_Work item_
Retype each line of the listing below, word for word.

*** Data under study ***
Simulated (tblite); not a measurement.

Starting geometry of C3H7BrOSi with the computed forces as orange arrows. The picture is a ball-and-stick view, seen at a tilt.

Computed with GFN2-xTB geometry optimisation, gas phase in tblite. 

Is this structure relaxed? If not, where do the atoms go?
*** End of Data under study ***

_Task solution_
Simulated (tblite); not a measurement.

Starting geometry of C3H7BrOSi with the computed forces as orange arrows. The picture is a ball-and-stick view, seen at a tilt.

Computed with GFN2-xTB geometry optimisation, gas phase in tblite. 

Is this structure relaxed? If not, where do the atoms go?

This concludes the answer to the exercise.